Work item: When you reach the line in the listing below that contains "Computed levels in", begin returning lines exactly as written, and stop after the line that contains "Mo2+ | W2+ |". Return no other lines.

START Dataset records
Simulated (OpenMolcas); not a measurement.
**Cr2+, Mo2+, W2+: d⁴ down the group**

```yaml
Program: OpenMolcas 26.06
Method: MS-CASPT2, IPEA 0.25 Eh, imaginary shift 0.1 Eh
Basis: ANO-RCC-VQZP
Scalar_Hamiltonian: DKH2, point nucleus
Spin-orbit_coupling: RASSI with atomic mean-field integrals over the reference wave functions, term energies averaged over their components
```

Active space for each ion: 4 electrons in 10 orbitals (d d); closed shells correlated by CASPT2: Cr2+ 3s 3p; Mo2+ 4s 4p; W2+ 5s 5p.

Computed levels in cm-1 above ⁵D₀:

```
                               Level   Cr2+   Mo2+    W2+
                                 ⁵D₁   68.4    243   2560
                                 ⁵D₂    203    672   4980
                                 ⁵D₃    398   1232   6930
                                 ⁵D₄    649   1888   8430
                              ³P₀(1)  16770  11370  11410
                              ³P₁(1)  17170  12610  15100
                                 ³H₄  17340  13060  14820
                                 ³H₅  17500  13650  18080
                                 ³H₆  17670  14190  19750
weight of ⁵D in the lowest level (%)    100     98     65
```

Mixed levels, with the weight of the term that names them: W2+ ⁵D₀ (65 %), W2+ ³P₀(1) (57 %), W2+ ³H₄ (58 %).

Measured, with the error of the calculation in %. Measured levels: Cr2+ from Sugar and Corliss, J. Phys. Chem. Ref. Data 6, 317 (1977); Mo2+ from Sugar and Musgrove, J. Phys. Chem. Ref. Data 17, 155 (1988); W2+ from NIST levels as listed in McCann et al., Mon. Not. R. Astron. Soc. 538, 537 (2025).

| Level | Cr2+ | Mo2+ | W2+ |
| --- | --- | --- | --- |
END Dataset records

Response area:
Computed levels in cm-1 above ⁵D₀:

```
                               Level   Cr2+   Mo2+    W2+
                                 ⁵D₁   68.4    243   2560
                                 ⁵D₂    203    672   4980
                                 ⁵D₃    398   1232   6930
                                 ⁵D₄    649   1888   8430
                              ³P₀(1)  16770  11370  11410
                              ³P₁(1)  17170  12610  15100
                                 ³H₄  17340  13060  14820
                                 ³H₅  17500  13650  18080
                                 ³H₆  17670  14190  19750
weight of ⁵D in the lowest level (%)    100     98     65
```

Mixed levels, with the weight of the term that names them: W2+ ⁵D₀ (65 %), W2+ ³P₀(1) (57 %), W2+ ³H₄ (58 %).

Measured, with the error of the calculation in %. Measured levels: Cr2+ from Sugar and Corliss, J. Phys. Chem. Ref. Data 6, 317 (1977); Mo2+ from Sugar and Musgrove, J. Phys. Chem. Ref. Data 17, 155 (1988); W2+ from NIST levels as listed in McCann et al., Mon. Not. R. Astron. Soc. 538, 537 (2025).

| Level | Cr2+ | Mo2+ | W2+ |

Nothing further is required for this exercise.